....
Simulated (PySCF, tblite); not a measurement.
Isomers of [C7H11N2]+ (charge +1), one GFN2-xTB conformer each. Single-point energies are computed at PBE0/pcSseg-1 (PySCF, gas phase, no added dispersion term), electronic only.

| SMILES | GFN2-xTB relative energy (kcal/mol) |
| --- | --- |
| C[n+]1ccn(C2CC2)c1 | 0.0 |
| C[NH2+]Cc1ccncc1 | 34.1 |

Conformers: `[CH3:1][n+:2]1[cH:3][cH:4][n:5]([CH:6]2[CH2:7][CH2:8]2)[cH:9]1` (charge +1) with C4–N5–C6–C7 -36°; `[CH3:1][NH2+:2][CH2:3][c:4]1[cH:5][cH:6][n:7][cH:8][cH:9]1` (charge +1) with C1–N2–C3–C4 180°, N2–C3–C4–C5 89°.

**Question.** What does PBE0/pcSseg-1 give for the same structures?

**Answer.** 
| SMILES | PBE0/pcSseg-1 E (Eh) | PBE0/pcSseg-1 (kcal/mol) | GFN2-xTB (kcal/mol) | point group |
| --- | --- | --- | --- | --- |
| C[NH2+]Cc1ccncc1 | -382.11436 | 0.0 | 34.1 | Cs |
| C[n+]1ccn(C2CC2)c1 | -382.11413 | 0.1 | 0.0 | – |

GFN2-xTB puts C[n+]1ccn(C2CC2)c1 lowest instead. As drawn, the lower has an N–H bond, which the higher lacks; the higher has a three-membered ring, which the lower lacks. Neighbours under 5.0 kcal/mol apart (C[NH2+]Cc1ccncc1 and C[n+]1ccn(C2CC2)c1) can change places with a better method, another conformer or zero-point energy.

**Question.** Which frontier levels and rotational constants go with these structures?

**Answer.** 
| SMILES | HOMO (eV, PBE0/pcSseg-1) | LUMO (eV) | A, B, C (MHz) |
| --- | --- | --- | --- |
....

Take the listing above from its first line through the line containing "C[n+]1ccn(C2CC2)c1 | 0.0 |", and transcribe that stretch exactly, with no other lines.

§ **Task answer**:
Simulated (PySCF, tblite); not a measurement.
Isomers of [C7H11N2]+ (charge +1), one GFN2-xTB conformer each. Single-point energies are computed at PBE0/pcSseg-1 (PySCF, gas phase, no added dispersion term), electronic only.

| SMILES | GFN2-xTB relative energy (kcal/mol) |
| --- | --- |
| C[n+]1ccn(C2CC2)c1 | 0.0 |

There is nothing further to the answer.